Work task: In the records below, find the line that contains "Main program and" and the line that contains "The structure is", then retype exactly those two lines and every line between them.

■ ■ ■ ■

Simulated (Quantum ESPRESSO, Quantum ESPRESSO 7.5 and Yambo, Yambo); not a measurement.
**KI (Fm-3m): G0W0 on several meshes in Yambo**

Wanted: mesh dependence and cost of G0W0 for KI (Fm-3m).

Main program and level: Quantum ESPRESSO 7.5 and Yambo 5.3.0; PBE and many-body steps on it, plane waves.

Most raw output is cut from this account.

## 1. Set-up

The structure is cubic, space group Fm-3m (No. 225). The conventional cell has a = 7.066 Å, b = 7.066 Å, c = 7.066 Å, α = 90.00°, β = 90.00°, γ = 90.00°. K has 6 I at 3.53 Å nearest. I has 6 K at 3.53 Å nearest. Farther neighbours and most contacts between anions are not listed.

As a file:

■ ■ ■ ■

Answer section:
Main program and level: Quantum ESPRESSO 7.5 and Yambo 5.3.0; PBE and many-body steps on it, plane waves.

Most raw output is cut from this account.

## 1. Set-up

The structure is cubic, space group Fm-3m (No. 225). The conventional cell has a = 7.066 Å, b = 7.066 Å, c = 7.066 Å, α = 90.00°, β = 90.00°, γ = 90.00°. K has 6 I at 3.53 Å nearest. I has 6 K at 3.53 Å nearest. Farther neighbours and most contacts between anions are not listed.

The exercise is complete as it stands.